Data for analysis ->
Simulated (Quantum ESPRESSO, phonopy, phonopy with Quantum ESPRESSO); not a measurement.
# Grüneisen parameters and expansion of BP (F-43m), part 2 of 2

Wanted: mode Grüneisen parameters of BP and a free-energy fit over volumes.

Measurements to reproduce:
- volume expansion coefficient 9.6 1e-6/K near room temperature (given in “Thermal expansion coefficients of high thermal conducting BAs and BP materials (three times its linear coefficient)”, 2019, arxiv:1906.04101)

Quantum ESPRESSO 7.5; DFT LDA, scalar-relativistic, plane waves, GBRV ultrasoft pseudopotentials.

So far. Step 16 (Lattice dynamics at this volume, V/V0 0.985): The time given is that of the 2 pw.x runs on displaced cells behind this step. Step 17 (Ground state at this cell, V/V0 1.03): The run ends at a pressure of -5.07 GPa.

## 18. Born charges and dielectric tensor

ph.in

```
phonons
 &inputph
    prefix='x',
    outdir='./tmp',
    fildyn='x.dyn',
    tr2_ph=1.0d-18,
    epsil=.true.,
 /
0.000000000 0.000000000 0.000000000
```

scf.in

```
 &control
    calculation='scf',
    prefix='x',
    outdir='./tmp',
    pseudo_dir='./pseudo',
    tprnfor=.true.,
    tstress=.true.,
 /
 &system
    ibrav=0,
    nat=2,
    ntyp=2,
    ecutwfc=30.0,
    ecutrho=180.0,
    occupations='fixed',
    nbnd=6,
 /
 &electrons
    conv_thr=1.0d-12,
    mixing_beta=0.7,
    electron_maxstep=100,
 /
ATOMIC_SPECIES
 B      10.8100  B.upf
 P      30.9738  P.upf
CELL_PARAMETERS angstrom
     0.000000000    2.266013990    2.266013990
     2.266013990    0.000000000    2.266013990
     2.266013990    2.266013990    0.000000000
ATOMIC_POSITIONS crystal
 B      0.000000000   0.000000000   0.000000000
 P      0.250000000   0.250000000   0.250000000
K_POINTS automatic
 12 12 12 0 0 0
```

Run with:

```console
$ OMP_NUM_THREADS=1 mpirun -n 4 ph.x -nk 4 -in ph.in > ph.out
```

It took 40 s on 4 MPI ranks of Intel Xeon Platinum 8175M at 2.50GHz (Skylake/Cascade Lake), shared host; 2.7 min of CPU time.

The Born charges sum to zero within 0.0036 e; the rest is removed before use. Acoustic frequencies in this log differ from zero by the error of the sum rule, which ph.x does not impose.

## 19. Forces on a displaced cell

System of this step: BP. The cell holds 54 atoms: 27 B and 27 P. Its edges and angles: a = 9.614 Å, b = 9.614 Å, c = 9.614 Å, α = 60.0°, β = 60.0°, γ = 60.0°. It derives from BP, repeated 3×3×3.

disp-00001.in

Assignment ->
Give back exactly the lines of the listing above, starting with its first line and ending with the line that holds "Quantum ESPRESSO 7.5;".

Reply ->
Simulated (Quantum ESPRESSO, phonopy, phonopy with Quantum ESPRESSO); not a measurement.
# Grüneisen parameters and expansion of BP (F-43m), part 2 of 2

Wanted: mode Grüneisen parameters of BP and a free-energy fit over volumes.

Measurements to reproduce:
- volume expansion coefficient 9.6 1e-6/K near room temperature (given in “Thermal expansion coefficients of high thermal conducting BAs and BP materials (three times its linear coefficient)”, 2019, arxiv:1906.04101)

Quantum ESPRESSO 7.5; DFT LDA, scalar-relativistic, plane waves, GBRV ultrasoft pseudopotentials.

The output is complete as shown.